* Exercise
Set down all the entries again, word for word.

#### Supplied material ####

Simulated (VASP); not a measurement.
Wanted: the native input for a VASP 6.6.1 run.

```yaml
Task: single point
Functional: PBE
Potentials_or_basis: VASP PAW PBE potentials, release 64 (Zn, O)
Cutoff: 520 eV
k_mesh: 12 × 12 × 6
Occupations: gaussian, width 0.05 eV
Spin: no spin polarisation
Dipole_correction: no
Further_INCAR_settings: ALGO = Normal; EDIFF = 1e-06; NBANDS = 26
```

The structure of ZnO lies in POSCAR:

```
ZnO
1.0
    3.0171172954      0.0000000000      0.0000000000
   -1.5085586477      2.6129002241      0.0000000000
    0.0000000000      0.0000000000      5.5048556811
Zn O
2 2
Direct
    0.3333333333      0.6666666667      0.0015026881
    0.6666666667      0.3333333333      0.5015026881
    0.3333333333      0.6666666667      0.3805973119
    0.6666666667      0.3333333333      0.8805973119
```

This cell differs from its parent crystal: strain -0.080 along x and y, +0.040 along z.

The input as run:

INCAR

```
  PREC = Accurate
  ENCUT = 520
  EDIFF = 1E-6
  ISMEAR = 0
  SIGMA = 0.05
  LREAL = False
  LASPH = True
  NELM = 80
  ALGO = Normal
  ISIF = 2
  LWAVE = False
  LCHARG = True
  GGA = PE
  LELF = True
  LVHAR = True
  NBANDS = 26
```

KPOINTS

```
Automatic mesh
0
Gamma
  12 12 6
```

####

* Written answer
Simulated (VASP); not a measurement.
Wanted: the native input for a VASP 6.6.1 run.

```yaml
Task: single point
Functional: PBE
Potentials_or_basis: VASP PAW PBE potentials, release 64 (Zn, O)
Cutoff: 520 eV
k_mesh: 12 × 12 × 6
Occupations: gaussian, width 0.05 eV
Spin: no spin polarisation
Dipole_correction: no
Further_INCAR_settings: ALGO = Normal; EDIFF = 1e-06; NBANDS = 26
```

The structure of ZnO lies in POSCAR:

```
ZnO
1.0
    3.0171172954      0.0000000000      0.0000000000
   -1.5085586477      2.6129002241      0.0000000000
    0.0000000000      0.0000000000      5.5048556811
Zn O
2 2
Direct
    0.3333333333      0.6666666667      0.0015026881
    0.6666666667      0.3333333333      0.5015026881
    0.3333333333      0.6666666667      0.3805973119
    0.6666666667      0.3333333333      0.8805973119
```

This cell differs from its parent crystal: strain -0.080 along x and y, +0.040 along z.

The input as run:

INCAR

```
  PREC = Accurate
  ENCUT = 520
  EDIFF = 1E-6
  ISMEAR = 0
  SIGMA = 0.05
  LREAL = False
  LASPH = True
  NELM = 80
  ALGO = Normal
  ISIF = 2
  LWAVE = False
  LCHARG = True
  GGA = PE
  LELF = True
  LVHAR = True
  NBANDS = 26
```

KPOINTS

```
Automatic mesh
0
Gamma
  12 12 6
```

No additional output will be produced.